START Data for review

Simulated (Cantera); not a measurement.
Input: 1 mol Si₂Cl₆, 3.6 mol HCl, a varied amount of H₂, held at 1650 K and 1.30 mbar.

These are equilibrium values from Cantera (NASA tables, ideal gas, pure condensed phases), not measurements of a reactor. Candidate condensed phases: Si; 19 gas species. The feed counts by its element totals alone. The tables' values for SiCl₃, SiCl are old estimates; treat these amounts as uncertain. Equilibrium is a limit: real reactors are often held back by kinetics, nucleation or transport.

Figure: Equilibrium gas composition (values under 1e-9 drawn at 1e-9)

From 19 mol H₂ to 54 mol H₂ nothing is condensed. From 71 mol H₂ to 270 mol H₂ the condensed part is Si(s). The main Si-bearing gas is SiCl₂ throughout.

END Data for review

• Assigned task: Output the listing verbatim through the "Figure: Equilibrium gas" line.

• Expected answer:
Simulated (Cantera); not a measurement.
Input: 1 mol Si₂Cl₆, 3.6 mol HCl, a varied amount of H₂, held at 1650 K and 1.30 mbar.

These are equilibrium values from Cantera (NASA tables, ideal gas, pure condensed phases), not measurements of a reactor. Candidate condensed phases: Si; 19 gas species. The feed counts by its element totals alone. The tables' values for SiCl₃, SiCl are old estimates; treat these amounts as uncertain. Equilibrium is a limit: real reactors are often held back by kinetics, nucleation or transport.

Figure: Equilibrium gas composition (values under 1e-9 drawn at 1e-9)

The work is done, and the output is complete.